::::::
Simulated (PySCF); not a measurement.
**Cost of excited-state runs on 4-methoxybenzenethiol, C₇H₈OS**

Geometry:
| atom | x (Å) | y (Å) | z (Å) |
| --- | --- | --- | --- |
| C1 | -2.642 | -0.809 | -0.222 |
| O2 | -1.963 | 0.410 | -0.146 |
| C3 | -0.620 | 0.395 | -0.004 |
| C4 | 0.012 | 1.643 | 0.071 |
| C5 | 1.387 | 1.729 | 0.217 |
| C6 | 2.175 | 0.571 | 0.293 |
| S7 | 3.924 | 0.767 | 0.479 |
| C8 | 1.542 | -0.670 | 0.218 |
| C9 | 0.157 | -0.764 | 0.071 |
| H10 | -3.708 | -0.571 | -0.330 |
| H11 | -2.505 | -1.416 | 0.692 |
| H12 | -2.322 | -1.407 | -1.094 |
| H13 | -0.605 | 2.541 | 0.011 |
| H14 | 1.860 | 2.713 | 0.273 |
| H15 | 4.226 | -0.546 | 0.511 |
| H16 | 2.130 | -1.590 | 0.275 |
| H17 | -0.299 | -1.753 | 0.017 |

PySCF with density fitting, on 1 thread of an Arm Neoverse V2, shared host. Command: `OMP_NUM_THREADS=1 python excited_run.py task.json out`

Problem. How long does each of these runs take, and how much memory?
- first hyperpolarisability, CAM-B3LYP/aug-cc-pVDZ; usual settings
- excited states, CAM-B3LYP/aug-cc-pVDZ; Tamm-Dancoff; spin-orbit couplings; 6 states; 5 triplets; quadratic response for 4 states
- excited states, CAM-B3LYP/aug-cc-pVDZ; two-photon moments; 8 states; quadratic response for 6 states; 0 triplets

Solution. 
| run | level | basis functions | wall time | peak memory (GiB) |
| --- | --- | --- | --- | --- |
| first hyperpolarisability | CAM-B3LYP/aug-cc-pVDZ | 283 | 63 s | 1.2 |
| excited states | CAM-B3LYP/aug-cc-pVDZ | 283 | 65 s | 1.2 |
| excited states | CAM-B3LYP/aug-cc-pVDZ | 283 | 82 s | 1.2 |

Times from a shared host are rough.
::::::

Requirement:
Please print, exactly and with nothing else, the lines from the first line of the entries through the line containing "82 s | 1.2 |".

Answer box:
Simulated (PySCF); not a measurement.
**Cost of excited-state runs on 4-methoxybenzenethiol, C₇H₈OS**

Geometry:
| atom | x (Å) | y (Å) | z (Å) |
| --- | --- | --- | --- |
| C1 | -2.642 | -0.809 | -0.222 |
| O2 | -1.963 | 0.410 | -0.146 |
| C3 | -0.620 | 0.395 | -0.004 |
| C4 | 0.012 | 1.643 | 0.071 |
| C5 | 1.387 | 1.729 | 0.217 |
| C6 | 2.175 | 0.571 | 0.293 |
| S7 | 3.924 | 0.767 | 0.479 |
| C8 | 1.542 | -0.670 | 0.218 |
| C9 | 0.157 | -0.764 | 0.071 |
| H10 | -3.708 | -0.571 | -0.330 |
| H11 | -2.505 | -1.416 | 0.692 |
| H12 | -2.322 | -1.407 | -1.094 |
| H13 | -0.605 | 2.541 | 0.011 |
| H14 | 1.860 | 2.713 | 0.273 |
| H15 | 4.226 | -0.546 | 0.511 |
| H16 | 2.130 | -1.590 | 0.275 |
| H17 | -0.299 | -1.753 | 0.017 |

PySCF with density fitting, on 1 thread of an Arm Neoverse V2, shared host. Command: `OMP_NUM_THREADS=1 python excited_run.py task.json out`

Problem. How long does each of these runs take, and how much memory?
- first hyperpolarisability, CAM-B3LYP/aug-cc-pVDZ; usual settings
- excited states, CAM-B3LYP/aug-cc-pVDZ; Tamm-Dancoff; spin-orbit couplings; 6 states; 5 triplets; quadratic response for 4 states
- excited states, CAM-B3LYP/aug-cc-pVDZ; two-photon moments; 8 states; quadratic response for 6 states; 0 triplets

Solution. 
| run | level | basis functions | wall time | peak memory (GiB) |
| --- | --- | --- | --- | --- |
| first hyperpolarisability | CAM-B3LYP/aug-cc-pVDZ | 283 | 63 s | 1.2 |
| excited states | CAM-B3LYP/aug-cc-pVDZ | 283 | 65 s | 1.2 |
| excited states | CAM-B3LYP/aug-cc-pVDZ | 283 | 82 s | 1.2 |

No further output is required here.